[Work item] Return the listing below in full, with every line exactly as it is.

[Records supplied]
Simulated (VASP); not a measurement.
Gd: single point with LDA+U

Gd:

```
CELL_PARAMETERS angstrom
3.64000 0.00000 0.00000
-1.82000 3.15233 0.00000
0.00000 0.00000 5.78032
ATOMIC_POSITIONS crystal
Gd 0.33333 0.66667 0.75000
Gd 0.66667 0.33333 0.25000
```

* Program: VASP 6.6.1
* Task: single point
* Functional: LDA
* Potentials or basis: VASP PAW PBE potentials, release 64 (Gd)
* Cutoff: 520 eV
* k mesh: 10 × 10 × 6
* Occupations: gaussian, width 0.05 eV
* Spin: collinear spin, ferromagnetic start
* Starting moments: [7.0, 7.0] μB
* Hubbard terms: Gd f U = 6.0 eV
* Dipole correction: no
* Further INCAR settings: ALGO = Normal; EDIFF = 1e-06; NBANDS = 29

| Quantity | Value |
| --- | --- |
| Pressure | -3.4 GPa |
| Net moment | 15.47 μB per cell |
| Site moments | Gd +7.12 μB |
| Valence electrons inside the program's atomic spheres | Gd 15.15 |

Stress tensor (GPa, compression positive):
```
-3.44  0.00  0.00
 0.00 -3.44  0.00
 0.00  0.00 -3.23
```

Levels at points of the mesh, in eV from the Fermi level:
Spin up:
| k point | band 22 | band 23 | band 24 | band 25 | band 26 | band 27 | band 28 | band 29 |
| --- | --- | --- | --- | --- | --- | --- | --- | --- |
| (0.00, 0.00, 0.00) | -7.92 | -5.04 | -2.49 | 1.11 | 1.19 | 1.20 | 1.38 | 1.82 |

[Written answer]
Simulated (VASP); not a measurement.
Gd: single point with LDA+U

Gd:

```
CELL_PARAMETERS angstrom
3.64000 0.00000 0.00000
-1.82000 3.15233 0.00000
0.00000 0.00000 5.78032
ATOMIC_POSITIONS crystal
Gd 0.33333 0.66667 0.75000
Gd 0.66667 0.33333 0.25000
```

* Program: VASP 6.6.1
* Task: single point
* Functional: LDA
* Potentials or basis: VASP PAW PBE potentials, release 64 (Gd)
* Cutoff: 520 eV
* k mesh: 10 × 10 × 6
* Occupations: gaussian, width 0.05 eV
* Spin: collinear spin, ferromagnetic start
* Starting moments: [7.0, 7.0] μB
* Hubbard terms: Gd f U = 6.0 eV
* Dipole correction: no
* Further INCAR settings: ALGO = Normal; EDIFF = 1e-06; NBANDS = 29

| Quantity | Value |
| --- | --- |
| Pressure | -3.4 GPa |
| Net moment | 15.47 μB per cell |
| Site moments | Gd +7.12 μB |
| Valence electrons inside the program's atomic spheres | Gd 15.15 |

Stress tensor (GPa, compression positive):
```
-3.44  0.00  0.00
 0.00 -3.44  0.00
 0.00  0.00 -3.23
```

Levels at points of the mesh, in eV from the Fermi level:
Spin up:
| k point | band 22 | band 23 | band 24 | band 25 | band 26 | band 27 | band 28 | band 29 |
| --- | --- | --- | --- | --- | --- | --- | --- | --- |
| (0.00, 0.00, 0.00) | -7.92 | -5.04 | -2.49 | 1.11 | 1.19 | 1.20 | 1.38 | 1.82 |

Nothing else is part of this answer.